- EXERCISE:
Emit an exact copy of the lines running from the start of the records to the line containing "Si2PNO5 (made-up cell) (calculated)", both included.

- ENTRIES PROVIDED:
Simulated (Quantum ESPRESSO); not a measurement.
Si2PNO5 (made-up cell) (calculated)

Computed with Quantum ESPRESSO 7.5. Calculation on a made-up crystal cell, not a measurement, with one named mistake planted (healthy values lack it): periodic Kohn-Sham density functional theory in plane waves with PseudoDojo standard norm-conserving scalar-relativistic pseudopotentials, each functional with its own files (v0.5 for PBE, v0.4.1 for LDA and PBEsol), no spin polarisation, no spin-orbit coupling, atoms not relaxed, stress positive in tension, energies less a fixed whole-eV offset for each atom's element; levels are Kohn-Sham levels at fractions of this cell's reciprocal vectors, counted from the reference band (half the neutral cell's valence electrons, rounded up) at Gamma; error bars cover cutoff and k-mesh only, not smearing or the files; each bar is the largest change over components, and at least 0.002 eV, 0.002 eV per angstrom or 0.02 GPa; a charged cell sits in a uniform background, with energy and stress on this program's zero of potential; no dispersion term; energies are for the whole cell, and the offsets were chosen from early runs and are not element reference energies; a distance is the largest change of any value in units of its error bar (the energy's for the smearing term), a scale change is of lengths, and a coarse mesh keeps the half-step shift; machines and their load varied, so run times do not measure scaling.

- EXPECTED ANSWER:
Simulated (Quantum ESPRESSO); not a measurement.
Si2PNO5 (made-up cell) (calculated)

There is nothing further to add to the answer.